**ENTRIES SHOWN:**
·····

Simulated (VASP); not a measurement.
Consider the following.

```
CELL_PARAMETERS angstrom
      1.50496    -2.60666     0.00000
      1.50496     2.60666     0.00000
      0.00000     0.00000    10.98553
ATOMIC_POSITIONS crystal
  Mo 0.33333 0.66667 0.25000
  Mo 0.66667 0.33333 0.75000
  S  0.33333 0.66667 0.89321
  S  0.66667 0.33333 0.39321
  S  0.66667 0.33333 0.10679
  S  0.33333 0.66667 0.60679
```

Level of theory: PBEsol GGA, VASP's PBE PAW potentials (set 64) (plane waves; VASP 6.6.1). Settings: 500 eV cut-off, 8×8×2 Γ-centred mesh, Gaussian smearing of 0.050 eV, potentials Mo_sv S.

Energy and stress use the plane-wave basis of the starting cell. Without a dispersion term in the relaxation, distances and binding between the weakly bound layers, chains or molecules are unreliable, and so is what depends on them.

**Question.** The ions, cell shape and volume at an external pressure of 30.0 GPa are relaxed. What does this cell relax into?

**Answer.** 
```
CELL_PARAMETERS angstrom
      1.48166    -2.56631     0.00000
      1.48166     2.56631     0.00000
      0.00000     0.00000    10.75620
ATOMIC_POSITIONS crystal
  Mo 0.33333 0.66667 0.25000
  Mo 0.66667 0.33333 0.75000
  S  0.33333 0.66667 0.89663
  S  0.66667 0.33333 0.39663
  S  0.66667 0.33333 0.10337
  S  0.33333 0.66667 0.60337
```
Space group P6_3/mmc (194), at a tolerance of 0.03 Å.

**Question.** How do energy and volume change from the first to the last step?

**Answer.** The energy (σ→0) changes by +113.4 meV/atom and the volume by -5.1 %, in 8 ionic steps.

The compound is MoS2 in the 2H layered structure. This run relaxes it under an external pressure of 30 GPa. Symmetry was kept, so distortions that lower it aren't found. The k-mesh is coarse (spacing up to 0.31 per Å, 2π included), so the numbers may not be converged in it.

·····

**EXERCISE:** Quote exactly the stretch of lines above that starts at the first one and ends at the line with "8 ionic steps.", and nothing beyond it.

**WRITTEN SOLUTION:**
Simulated (VASP); not a measurement.
Consider the following.

```
CELL_PARAMETERS angstrom
      1.50496    -2.60666     0.00000
      1.50496     2.60666     0.00000
      0.00000     0.00000    10.98553
ATOMIC_POSITIONS crystal
  Mo 0.33333 0.66667 0.25000
  Mo 0.66667 0.33333 0.75000
  S  0.33333 0.66667 0.89321
  S  0.66667 0.33333 0.39321
  S  0.66667 0.33333 0.10679
  S  0.33333 0.66667 0.60679
```

Level of theory: PBEsol GGA, VASP's PBE PAW potentials (set 64) (plane waves; VASP 6.6.1). Settings: 500 eV cut-off, 8×8×2 Γ-centred mesh, Gaussian smearing of 0.050 eV, potentials Mo_sv S.

Energy and stress use the plane-wave basis of the starting cell. Without a dispersion term in the relaxation, distances and binding between the weakly bound layers, chains or molecules are unreliable, and so is what depends on them.

**Question.** The ions, cell shape and volume at an external pressure of 30.0 GPa are relaxed. What does this cell relax into?

**Answer.** 
```
CELL_PARAMETERS angstrom
      1.48166    -2.56631     0.00000
      1.48166     2.56631     0.00000
      0.00000     0.00000    10.75620
ATOMIC_POSITIONS crystal
  Mo 0.33333 0.66667 0.25000
  Mo 0.66667 0.33333 0.75000
  S  0.33333 0.66667 0.89663
  S  0.66667 0.33333 0.39663
  S  0.66667 0.33333 0.10337
  S  0.33333 0.66667 0.60337
```
Space group P6_3/mmc (194), at a tolerance of 0.03 Å.

**Question.** How do energy and volume change from the first to the last step?

**Answer.** The energy (σ→0) changes by +113.4 meV/atom and the volume by -5.1 %, in 8 ionic steps.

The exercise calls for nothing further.